Working from the top of the records below, reproduce each line exactly, ending once you have written the line containing "VASP's potentials were".

────
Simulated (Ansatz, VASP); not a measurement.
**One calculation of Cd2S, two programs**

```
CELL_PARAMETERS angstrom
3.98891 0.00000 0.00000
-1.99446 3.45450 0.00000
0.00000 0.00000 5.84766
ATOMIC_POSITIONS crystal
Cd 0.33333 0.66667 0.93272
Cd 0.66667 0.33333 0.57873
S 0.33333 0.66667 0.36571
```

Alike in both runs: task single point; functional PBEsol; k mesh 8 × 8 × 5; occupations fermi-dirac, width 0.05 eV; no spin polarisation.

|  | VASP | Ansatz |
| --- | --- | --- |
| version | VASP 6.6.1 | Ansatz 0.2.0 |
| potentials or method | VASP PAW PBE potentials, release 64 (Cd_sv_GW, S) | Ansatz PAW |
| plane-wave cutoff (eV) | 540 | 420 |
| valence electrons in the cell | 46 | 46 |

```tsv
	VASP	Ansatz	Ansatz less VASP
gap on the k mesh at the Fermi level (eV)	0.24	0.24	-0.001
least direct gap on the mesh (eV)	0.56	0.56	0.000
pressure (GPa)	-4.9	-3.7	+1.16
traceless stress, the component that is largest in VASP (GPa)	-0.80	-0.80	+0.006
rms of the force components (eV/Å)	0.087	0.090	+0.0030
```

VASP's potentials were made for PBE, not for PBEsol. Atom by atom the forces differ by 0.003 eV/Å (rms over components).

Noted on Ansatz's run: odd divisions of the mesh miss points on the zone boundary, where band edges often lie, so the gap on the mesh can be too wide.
────

> [Task solution]
Simulated (Ansatz, VASP); not a measurement.
**One calculation of Cd2S, two programs**

```
CELL_PARAMETERS angstrom
3.98891 0.00000 0.00000
-1.99446 3.45450 0.00000
0.00000 0.00000 5.84766
ATOMIC_POSITIONS crystal
Cd 0.33333 0.66667 0.93272
Cd 0.66667 0.33333 0.57873
S 0.33333 0.66667 0.36571
```

Alike in both runs: task single point; functional PBEsol; k mesh 8 × 8 × 5; occupations fermi-dirac, width 0.05 eV; no spin polarisation.

|  | VASP | Ansatz |
| --- | --- | --- |
| version | VASP 6.6.1 | Ansatz 0.2.0 |
| potentials or method | VASP PAW PBE potentials, release 64 (Cd_sv_GW, S) | Ansatz PAW |
| plane-wave cutoff (eV) | 540 | 420 |
| valence electrons in the cell | 46 | 46 |

```tsv
	VASP	Ansatz	Ansatz less VASP
gap on the k mesh at the Fermi level (eV)	0.24	0.24	-0.001
least direct gap on the mesh (eV)	0.56	0.56	0.000
pressure (GPa)	-4.9	-3.7	+1.16
traceless stress, the component that is largest in VASP (GPa)	-0.80	-0.80	+0.006
rms of the force components (eV/Å)	0.087	0.090	+0.0030
```

VASP's potentials were made for PBE, not for PBEsol. Atom by atom the forces differ by 0.003 eV/Å (rms over components).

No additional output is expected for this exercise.